ASSIGNMENT -
Which lines come from the start of the records through the line that holds "mesh: 6 × 6 × 6"? Write them out word for word.

DATA SHOWN -
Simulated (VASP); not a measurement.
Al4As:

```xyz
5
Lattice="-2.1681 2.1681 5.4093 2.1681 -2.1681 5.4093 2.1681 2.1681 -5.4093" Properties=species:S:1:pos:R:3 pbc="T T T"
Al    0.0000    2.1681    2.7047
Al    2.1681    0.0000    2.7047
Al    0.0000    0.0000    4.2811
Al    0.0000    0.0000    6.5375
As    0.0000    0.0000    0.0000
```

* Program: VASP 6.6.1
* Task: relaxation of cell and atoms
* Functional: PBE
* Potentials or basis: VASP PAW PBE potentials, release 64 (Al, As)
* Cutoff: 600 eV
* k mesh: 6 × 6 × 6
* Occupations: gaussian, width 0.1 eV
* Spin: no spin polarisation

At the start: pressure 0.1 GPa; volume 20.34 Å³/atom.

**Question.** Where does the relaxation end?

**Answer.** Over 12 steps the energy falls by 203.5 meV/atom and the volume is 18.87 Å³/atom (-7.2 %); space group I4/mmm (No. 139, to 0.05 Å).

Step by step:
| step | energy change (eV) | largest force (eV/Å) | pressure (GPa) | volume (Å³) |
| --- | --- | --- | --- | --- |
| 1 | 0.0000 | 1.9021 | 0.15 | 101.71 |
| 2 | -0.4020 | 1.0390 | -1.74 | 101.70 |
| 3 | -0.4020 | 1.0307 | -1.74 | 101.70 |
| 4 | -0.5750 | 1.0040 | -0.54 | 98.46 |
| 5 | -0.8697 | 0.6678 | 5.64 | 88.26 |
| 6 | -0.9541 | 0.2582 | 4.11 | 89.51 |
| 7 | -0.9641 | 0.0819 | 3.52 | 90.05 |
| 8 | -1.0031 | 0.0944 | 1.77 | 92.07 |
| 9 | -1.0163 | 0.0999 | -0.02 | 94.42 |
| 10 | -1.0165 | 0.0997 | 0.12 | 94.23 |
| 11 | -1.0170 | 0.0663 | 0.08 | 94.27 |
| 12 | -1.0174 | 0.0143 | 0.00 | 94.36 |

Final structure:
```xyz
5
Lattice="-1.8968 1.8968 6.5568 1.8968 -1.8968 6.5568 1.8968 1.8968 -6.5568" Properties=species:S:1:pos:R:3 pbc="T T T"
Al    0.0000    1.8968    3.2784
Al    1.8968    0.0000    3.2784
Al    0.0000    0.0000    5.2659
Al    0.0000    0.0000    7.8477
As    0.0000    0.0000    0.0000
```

EXERCISE ANSWER -
Simulated (VASP); not a measurement.
Al4As:

```xyz
5
Lattice="-2.1681 2.1681 5.4093 2.1681 -2.1681 5.4093 2.1681 2.1681 -5.4093" Properties=species:S:1:pos:R:3 pbc="T T T"
Al    0.0000    2.1681    2.7047
Al    2.1681    0.0000    2.7047
Al    0.0000    0.0000    4.2811
Al    0.0000    0.0000    6.5375
As    0.0000    0.0000    0.0000
```

* Program: VASP 6.6.1
* Task: relaxation of cell and atoms
* Functional: PBE
* Potentials or basis: VASP PAW PBE potentials, release 64 (Al, As)
* Cutoff: 600 eV
* k mesh: 6 × 6 × 6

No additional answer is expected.